Write out exactly the lines from the first line of the records below through the line that contains "Charge: 1 mol", and stop there.

===============
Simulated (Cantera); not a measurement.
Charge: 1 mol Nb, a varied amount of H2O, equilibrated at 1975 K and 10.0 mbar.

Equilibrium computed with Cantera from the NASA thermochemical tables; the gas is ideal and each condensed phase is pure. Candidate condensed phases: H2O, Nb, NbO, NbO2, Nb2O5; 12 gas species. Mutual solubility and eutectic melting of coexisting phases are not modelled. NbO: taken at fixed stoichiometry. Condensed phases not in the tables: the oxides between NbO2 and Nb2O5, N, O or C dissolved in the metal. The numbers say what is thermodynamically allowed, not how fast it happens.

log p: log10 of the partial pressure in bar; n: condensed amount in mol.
===============

Answer space
Simulated (Cantera); not a measurement.
Charge: 1 mol Nb, a varied amount of H2O, equilibrated at 1975 K and 10.0 mbar.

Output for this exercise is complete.